• Brief:
Write out the whole listing again so that each line matches the original.

• Material shown:
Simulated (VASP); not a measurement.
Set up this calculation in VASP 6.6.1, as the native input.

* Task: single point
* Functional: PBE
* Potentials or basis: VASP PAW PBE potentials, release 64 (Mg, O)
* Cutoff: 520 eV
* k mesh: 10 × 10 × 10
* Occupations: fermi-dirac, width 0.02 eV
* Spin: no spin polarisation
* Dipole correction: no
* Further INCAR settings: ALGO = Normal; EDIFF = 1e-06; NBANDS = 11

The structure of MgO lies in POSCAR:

• Solution:
Simulated (VASP); not a measurement.
Set up this calculation in VASP 6.6.1, as the native input.

* Task: single point
* Functional: PBE
* Potentials or basis: VASP PAW PBE potentials, release 64 (Mg, O)
* Cutoff: 520 eV
* k mesh: 10 × 10 × 10
* Occupations: fermi-dirac, width 0.02 eV
* Spin: no spin polarisation
* Dipole correction: no
* Further INCAR settings: ALGO = Normal; EDIFF = 1e-06; NBANDS = 11

The structure of MgO lies in POSCAR:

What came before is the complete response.